> Assignment
In the entries that follow, the first line to write out is the one containing "States per cell", and the last is the one containing "0.47 | 0.47 |". Reproduce that stretch exactly, with nothing before or after it.

> Material supplied
━━━
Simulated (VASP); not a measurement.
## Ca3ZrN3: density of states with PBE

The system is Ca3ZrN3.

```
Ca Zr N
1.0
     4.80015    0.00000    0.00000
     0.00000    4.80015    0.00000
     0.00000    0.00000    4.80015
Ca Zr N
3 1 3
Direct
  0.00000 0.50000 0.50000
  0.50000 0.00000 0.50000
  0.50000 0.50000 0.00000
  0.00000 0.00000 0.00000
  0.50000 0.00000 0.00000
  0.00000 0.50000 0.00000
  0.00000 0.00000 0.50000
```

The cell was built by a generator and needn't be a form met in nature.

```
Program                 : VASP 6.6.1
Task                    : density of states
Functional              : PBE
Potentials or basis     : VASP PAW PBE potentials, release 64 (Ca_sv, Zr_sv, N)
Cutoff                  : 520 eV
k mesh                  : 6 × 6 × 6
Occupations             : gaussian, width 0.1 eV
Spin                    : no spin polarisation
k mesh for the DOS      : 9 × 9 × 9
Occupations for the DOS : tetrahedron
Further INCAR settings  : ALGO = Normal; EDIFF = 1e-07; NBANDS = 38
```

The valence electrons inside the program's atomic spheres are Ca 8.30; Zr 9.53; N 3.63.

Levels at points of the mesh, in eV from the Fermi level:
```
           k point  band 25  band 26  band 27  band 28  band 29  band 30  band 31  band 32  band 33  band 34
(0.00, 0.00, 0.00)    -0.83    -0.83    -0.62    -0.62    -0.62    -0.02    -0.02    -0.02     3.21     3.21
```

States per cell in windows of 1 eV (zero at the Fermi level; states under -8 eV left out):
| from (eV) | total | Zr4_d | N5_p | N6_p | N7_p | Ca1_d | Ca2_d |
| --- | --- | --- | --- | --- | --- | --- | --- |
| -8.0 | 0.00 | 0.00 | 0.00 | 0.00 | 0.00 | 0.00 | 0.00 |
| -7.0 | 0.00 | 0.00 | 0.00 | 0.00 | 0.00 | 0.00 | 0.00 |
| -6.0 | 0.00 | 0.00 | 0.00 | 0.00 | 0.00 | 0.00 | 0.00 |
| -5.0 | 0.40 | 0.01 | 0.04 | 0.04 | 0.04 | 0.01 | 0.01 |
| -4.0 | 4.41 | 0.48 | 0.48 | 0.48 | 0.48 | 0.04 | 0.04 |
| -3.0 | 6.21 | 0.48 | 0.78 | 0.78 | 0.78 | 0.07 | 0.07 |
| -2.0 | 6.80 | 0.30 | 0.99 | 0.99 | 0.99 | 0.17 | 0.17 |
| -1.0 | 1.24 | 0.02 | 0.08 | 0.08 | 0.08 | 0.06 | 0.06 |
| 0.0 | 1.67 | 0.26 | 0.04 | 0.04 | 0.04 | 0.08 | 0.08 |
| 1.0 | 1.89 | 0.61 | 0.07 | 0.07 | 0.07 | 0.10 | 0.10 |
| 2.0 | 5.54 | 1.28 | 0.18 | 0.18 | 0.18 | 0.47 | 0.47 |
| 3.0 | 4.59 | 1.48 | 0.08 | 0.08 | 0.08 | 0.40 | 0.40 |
━━━

> Task solution
States per cell in windows of 1 eV (zero at the Fermi level; states under -8 eV left out):
| from (eV) | total | Zr4_d | N5_p | N6_p | N7_p | Ca1_d | Ca2_d |
| --- | --- | --- | --- | --- | --- | --- | --- |
| -8.0 | 0.00 | 0.00 | 0.00 | 0.00 | 0.00 | 0.00 | 0.00 |
| -7.0 | 0.00 | 0.00 | 0.00 | 0.00 | 0.00 | 0.00 | 0.00 |
| -6.0 | 0.00 | 0.00 | 0.00 | 0.00 | 0.00 | 0.00 | 0.00 |
| -5.0 | 0.40 | 0.01 | 0.04 | 0.04 | 0.04 | 0.01 | 0.01 |
| -4.0 | 4.41 | 0.48 | 0.48 | 0.48 | 0.48 | 0.04 | 0.04 |
| -3.0 | 6.21 | 0.48 | 0.78 | 0.78 | 0.78 | 0.07 | 0.07 |
| -2.0 | 6.80 | 0.30 | 0.99 | 0.99 | 0.99 | 0.17 | 0.17 |
| -1.0 | 1.24 | 0.02 | 0.08 | 0.08 | 0.08 | 0.06 | 0.06 |
| 0.0 | 1.67 | 0.26 | 0.04 | 0.04 | 0.04 | 0.08 | 0.08 |
| 1.0 | 1.89 | 0.61 | 0.07 | 0.07 | 0.07 | 0.10 | 0.10 |
| 2.0 | 5.54 | 1.28 | 0.18 | 0.18 | 0.18 | 0.47 | 0.47 |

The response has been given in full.